----------------------------------------

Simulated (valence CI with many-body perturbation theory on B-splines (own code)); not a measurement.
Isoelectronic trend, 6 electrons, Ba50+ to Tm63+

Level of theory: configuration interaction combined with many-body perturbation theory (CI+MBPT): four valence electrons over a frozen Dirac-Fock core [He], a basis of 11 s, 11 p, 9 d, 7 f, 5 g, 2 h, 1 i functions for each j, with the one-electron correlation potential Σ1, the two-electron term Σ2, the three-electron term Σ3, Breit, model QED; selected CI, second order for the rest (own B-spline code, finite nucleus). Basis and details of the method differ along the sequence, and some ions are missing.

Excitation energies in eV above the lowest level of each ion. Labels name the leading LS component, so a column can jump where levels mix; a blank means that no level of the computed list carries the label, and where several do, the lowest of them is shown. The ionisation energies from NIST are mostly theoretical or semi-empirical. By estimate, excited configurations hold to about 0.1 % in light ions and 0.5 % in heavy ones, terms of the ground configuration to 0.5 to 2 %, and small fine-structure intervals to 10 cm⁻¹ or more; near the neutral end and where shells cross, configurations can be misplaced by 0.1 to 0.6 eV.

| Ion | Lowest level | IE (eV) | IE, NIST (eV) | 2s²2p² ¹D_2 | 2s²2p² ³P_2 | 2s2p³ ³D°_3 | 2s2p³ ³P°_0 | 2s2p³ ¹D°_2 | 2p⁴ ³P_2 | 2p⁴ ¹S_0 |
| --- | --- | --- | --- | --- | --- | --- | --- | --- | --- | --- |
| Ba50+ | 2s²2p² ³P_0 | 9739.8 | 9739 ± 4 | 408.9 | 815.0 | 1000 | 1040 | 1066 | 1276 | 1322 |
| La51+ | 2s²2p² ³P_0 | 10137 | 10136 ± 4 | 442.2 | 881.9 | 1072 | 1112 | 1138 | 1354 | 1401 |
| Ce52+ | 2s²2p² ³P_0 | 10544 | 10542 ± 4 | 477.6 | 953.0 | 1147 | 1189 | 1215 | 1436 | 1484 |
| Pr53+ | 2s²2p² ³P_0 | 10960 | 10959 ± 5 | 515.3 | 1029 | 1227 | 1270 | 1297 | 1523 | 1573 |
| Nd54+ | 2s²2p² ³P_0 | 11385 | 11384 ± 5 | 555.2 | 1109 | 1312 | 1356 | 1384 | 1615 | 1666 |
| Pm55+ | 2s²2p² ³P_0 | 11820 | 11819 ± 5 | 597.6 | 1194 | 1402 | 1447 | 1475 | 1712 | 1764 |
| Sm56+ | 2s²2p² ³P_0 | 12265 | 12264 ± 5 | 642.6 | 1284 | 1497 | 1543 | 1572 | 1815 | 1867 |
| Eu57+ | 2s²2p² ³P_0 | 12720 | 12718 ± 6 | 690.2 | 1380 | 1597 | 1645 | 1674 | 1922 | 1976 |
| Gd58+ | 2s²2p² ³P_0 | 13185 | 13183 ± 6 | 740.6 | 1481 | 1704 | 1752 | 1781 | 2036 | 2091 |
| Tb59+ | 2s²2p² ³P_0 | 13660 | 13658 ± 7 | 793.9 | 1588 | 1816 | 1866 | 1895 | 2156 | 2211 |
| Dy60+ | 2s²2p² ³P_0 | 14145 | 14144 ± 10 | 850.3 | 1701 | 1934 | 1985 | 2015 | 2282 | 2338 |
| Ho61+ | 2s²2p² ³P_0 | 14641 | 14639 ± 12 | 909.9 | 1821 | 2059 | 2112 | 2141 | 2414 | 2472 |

----------------------------------------

> [BRIEF] What is needed is an exact copy of the lines from the start of the listing through the line where "Isoelectronic trend, 6" sits, please, both end lines included and nothing more.

> [TASK RESPONSE]
Simulated (valence CI with many-body perturbation theory on B-splines (own code)); not a measurement.
Isoelectronic trend, 6 electrons, Ba50+ to Tm63+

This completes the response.